- _WORK ITEM_: Look through the records below for the line with "D. SMILES ClC[SiH]1[SiH2][SiH2][SiH2]1" and the line with "Spectrum 4. ¹H", then return those lines and all lines between, exactly.

*** Opening RECORDS SUPPLIED ***

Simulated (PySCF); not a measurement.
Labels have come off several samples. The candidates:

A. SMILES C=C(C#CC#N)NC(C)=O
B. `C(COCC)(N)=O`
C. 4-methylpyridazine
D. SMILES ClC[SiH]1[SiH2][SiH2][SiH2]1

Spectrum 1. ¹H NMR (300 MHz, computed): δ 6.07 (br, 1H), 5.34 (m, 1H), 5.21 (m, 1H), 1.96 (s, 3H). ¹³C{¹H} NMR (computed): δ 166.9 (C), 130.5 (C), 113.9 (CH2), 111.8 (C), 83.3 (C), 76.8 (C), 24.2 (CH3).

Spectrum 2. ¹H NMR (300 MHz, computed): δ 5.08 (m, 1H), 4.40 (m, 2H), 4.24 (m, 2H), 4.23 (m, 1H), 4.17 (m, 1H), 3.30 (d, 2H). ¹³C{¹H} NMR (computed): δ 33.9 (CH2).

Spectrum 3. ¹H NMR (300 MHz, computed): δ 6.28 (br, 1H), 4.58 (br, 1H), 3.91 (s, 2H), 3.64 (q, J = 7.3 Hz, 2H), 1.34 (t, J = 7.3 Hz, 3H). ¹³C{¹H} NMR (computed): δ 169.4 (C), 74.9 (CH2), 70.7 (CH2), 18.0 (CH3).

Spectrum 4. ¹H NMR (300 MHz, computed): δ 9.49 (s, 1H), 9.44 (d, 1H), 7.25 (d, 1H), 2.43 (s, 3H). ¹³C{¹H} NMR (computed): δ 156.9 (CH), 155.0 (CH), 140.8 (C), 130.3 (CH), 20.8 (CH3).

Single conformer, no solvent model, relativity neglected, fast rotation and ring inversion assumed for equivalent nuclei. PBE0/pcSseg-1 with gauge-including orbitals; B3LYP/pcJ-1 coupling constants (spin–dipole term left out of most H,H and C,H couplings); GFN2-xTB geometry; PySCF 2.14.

*** Closing RECORDS SUPPLIED ***

- _YOUR SOLUTION_:
D. SMILES ClC[SiH]1[SiH2][SiH2][SiH2]1

Spectrum 1. ¹H NMR (300 MHz, computed): δ 6.07 (br, 1H), 5.34 (m, 1H), 5.21 (m, 1H), 1.96 (s, 3H). ¹³C{¹H} NMR (computed): δ 166.9 (C), 130.5 (C), 113.9 (CH2), 111.8 (C), 83.3 (C), 76.8 (C), 24.2 (CH3).

Spectrum 2. ¹H NMR (300 MHz, computed): δ 5.08 (m, 1H), 4.40 (m, 2H), 4.24 (m, 2H), 4.23 (m, 1H), 4.17 (m, 1H), 3.30 (d, 2H). ¹³C{¹H} NMR (computed): δ 33.9 (CH2).

Spectrum 3. ¹H NMR (300 MHz, computed): δ 6.28 (br, 1H), 4.58 (br, 1H), 3.91 (s, 2H), 3.64 (q, J = 7.3 Hz, 2H), 1.34 (t, J = 7.3 Hz, 3H). ¹³C{¹H} NMR (computed): δ 169.4 (C), 74.9 (CH2), 70.7 (CH2), 18.0 (CH3).

Spectrum 4. ¹H NMR (300 MHz, computed): δ 9.49 (s, 1H), 9.44 (d, 1H), 7.25 (d, 1H), 2.43 (s, 3H). ¹³C{¹H} NMR (computed): δ 156.9 (CH), 155.0 (CH), 140.8 (C), 130.3 (CH), 20.8 (CH3).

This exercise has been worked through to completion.